REQUIREMENT: What is needed is an exact retyping of the records below, from the first line through the line that contains "- 6-311G** to".

━━━━━━━━━━━━━━━━
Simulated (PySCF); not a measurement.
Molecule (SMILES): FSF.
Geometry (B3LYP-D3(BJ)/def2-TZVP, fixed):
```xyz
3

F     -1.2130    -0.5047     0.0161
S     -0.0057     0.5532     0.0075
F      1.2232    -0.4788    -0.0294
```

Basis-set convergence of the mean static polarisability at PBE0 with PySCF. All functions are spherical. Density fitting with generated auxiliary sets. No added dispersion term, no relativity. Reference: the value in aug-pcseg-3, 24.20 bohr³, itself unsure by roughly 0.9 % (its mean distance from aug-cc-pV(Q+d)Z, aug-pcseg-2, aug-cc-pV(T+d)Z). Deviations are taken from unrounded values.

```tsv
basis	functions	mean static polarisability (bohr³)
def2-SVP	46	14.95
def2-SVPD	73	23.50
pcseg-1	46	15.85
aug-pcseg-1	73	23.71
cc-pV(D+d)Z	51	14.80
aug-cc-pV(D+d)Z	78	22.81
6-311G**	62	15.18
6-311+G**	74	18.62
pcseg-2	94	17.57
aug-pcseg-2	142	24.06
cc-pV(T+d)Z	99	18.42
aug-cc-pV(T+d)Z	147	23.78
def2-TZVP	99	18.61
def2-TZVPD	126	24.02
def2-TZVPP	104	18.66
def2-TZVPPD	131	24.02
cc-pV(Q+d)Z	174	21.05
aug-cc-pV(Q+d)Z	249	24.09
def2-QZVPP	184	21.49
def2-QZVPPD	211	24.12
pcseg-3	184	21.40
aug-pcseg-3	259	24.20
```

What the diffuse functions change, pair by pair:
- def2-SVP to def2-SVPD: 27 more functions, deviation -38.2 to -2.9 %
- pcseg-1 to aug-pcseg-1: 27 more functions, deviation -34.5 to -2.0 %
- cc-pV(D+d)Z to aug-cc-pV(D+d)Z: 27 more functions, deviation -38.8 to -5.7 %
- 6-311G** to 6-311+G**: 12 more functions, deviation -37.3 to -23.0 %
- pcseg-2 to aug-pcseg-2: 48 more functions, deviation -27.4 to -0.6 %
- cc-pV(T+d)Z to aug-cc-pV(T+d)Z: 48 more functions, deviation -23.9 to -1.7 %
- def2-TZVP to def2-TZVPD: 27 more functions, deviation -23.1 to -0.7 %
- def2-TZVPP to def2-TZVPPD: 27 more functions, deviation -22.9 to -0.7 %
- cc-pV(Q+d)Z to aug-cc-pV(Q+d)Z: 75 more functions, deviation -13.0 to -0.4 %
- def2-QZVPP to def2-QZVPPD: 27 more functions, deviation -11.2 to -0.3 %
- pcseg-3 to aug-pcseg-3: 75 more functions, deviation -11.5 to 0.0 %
━━━━━━━━━━━━━━━━

SOLUTION:
Simulated (PySCF); not a measurement.
Molecule (SMILES): FSF.
Geometry (B3LYP-D3(BJ)/def2-TZVP, fixed):
```xyz
3

F     -1.2130    -0.5047     0.0161
S     -0.0057     0.5532     0.0075
F      1.2232    -0.4788    -0.0294
```

Basis-set convergence of the mean static polarisability at PBE0 with PySCF. All functions are spherical. Density fitting with generated auxiliary sets. No added dispersion term, no relativity. Reference: the value in aug-pcseg-3, 24.20 bohr³, itself unsure by roughly 0.9 % (its mean distance from aug-cc-pV(Q+d)Z, aug-pcseg-2, aug-cc-pV(T+d)Z). Deviations are taken from unrounded values.

```tsv
basis	functions	mean static polarisability (bohr³)
def2-SVP	46	14.95
def2-SVPD	73	23.50
pcseg-1	46	15.85
aug-pcseg-1	73	23.71
cc-pV(D+d)Z	51	14.80
aug-cc-pV(D+d)Z	78	22.81
6-311G**	62	15.18
6-311+G**	74	18.62
pcseg-2	94	17.57
aug-pcseg-2	142	24.06
cc-pV(T+d)Z	99	18.42
aug-cc-pV(T+d)Z	147	23.78
def2-TZVP	99	18.61
def2-TZVPD	126	24.02
def2-TZVPP	104	18.66
def2-TZVPPD	131	24.02
cc-pV(Q+d)Z	174	21.05
aug-cc-pV(Q+d)Z	249	24.09
def2-QZVPP	184	21.49
def2-QZVPPD	211	24.12
pcseg-3	184	21.40
aug-pcseg-3	259	24.20
```

What the diffuse functions change, pair by pair:
- def2-SVP to def2-SVPD: 27 more functions, deviation -38.2 to -2.9 %
- pcseg-1 to aug-pcseg-1: 27 more functions, deviation -34.5 to -2.0 %
- cc-pV(D+d)Z to aug-cc-pV(D+d)Z: 27 more functions, deviation -38.8 to -5.7 %
- 6-311G** to 6-311+G**: 12 more functions, deviation -37.3 to -23.0 %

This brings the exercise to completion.